BRIEF |
Each record below must be retyped exactly, with nothing left out.

PROVIDED RECORDS |
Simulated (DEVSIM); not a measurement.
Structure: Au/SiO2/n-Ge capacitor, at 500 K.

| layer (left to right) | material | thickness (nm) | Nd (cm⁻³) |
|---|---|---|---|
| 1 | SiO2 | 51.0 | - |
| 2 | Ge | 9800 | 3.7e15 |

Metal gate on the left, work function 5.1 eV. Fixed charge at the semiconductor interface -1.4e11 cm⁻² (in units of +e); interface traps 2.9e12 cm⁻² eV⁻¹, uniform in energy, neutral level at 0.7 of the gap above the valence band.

TASK ANSWER |
Simulated (DEVSIM); not a measurement.
Structure: Au/SiO2/n-Ge capacitor, at 500 K.

| layer (left to right) | material | thickness (nm) | Nd (cm⁻³) |
|---|---|---|---|
| 1 | SiO2 | 51.0 | - |
| 2 | Ge | 9800 | 3.7e15 |

Metal gate on the left, work function 5.1 eV. Fixed charge at the semiconductor interface -1.4e11 cm⁻² (in units of +e); interface traps 2.9e12 cm⁻² eV⁻¹, uniform in energy, neutral level at 0.7 of the gap above the valence band.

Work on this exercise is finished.